__SUPPLIED ENTRIES__.
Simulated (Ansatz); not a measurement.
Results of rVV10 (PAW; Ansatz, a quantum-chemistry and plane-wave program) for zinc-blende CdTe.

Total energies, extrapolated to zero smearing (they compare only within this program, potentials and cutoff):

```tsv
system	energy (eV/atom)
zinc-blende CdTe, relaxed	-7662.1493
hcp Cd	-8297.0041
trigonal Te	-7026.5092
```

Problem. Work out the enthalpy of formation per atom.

__WORK ORDER__. Once more and in full, please write out the listing above exactly.

__YOUR SOLUTION__.
Simulated (Ansatz); not a measurement.
Results of rVV10 (PAW; Ansatz, a quantum-chemistry and plane-wave program) for zinc-blende CdTe.

Total energies, extrapolated to zero smearing (they compare only within this program, potentials and cutoff):

```tsv
system	energy (eV/atom)
zinc-blende CdTe, relaxed	-7662.1493
hcp Cd	-8297.0041
trigonal Te	-7026.5092
```

Problem. Work out the enthalpy of formation per atom.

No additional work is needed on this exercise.